**Exercise**
Copy the records that follow exactly, leaving nothing out.

**Record excerpts**
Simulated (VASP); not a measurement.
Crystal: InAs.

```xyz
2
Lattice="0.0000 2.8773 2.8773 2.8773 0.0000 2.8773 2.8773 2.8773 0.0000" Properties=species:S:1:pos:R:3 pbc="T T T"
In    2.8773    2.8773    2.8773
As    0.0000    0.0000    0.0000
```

**Result**
Simulated (VASP); not a measurement.
Crystal: InAs.

```xyz
2
Lattice="0.0000 2.8773 2.8773 2.8773 0.0000 2.8773 2.8773 2.8773 0.0000" Properties=species:S:1:pos:R:3 pbc="T T T"
In    2.8773    2.8773    2.8773
As    0.0000    0.0000    0.0000
```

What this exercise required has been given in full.